········
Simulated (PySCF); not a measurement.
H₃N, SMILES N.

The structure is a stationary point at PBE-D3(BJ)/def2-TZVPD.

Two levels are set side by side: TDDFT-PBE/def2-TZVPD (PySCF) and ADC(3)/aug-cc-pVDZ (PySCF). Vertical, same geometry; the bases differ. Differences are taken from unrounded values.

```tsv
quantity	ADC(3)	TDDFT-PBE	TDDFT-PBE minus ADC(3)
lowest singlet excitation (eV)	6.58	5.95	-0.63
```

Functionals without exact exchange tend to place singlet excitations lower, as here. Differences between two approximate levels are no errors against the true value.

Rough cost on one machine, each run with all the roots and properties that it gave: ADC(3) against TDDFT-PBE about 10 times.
········

[Required action]:
Return exactly what appears above, from the first line of the entries to the line with "Functionals without exact", inclusive.

[Answer box]:
Simulated (PySCF); not a measurement.
H₃N, SMILES N.

The structure is a stationary point at PBE-D3(BJ)/def2-TZVPD.

Two levels are set side by side: TDDFT-PBE/def2-TZVPD (PySCF) and ADC(3)/aug-cc-pVDZ (PySCF). Vertical, same geometry; the bases differ. Differences are taken from unrounded values.

```tsv
quantity	ADC(3)	TDDFT-PBE	TDDFT-PBE minus ADC(3)
lowest singlet excitation (eV)	6.58	5.95	-0.63
```

Functionals without exact exchange tend to place singlet excitations lower, as here. Differences between two approximate levels are no errors against the true value.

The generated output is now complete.